→ **WORK ITEM**
Return all of the material, keeping each line exactly as it is.

→ **EXTRACTED INFORMATION**
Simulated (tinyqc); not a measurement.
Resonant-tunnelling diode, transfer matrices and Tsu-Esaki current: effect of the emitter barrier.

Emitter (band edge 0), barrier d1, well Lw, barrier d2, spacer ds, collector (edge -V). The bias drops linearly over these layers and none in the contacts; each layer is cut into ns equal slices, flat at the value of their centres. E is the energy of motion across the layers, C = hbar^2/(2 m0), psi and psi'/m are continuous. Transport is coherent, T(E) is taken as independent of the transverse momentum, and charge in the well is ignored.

→ **SOLUTION**
Simulated (tinyqc); not a measurement.
Resonant-tunnelling diode, transfer matrices and Tsu-Esaki current: effect of the emitter barrier.

Emitter (band edge 0), barrier d1, well Lw, barrier d2, spacer ds, collector (edge -V). The bias drops linearly over these layers and none in the contacts; each layer is cut into ns equal slices, flat at the value of their centres. E is the energy of motion across the layers, C = hbar^2/(2 m0), psi and psi'/m are continuous. Transport is coherent, T(E) is taken as independent of the transverse momentum, and charge in the well is ignored.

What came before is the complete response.